== EXCERPTED DATA ==

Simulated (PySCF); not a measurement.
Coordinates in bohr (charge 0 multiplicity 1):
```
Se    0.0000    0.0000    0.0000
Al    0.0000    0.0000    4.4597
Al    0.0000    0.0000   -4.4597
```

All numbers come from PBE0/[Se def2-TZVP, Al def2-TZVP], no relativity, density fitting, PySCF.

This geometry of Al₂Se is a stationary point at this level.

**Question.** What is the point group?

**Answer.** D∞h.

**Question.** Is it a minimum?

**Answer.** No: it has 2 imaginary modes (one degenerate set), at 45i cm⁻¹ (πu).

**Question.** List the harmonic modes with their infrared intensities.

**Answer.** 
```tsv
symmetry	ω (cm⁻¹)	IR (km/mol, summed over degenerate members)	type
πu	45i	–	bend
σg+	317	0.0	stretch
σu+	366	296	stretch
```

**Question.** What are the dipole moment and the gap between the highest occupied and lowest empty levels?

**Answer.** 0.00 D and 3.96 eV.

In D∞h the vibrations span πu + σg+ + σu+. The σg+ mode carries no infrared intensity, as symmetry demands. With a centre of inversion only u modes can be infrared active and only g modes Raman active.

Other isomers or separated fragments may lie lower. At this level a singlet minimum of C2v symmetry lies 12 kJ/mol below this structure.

===

• _BRIEF_
Give back exactly the lines from the beginning of the records through the line containing "All numbers come", and only those.

• _ANSWER AREA_
Simulated (PySCF); not a measurement.
Coordinates in bohr (charge 0 multiplicity 1):
```
Se    0.0000    0.0000    0.0000
Al    0.0000    0.0000    4.4597
Al    0.0000    0.0000   -4.4597
```

All numbers come from PBE0/[Se def2-TZVP, Al def2-TZVP], no relativity, density fitting, PySCF.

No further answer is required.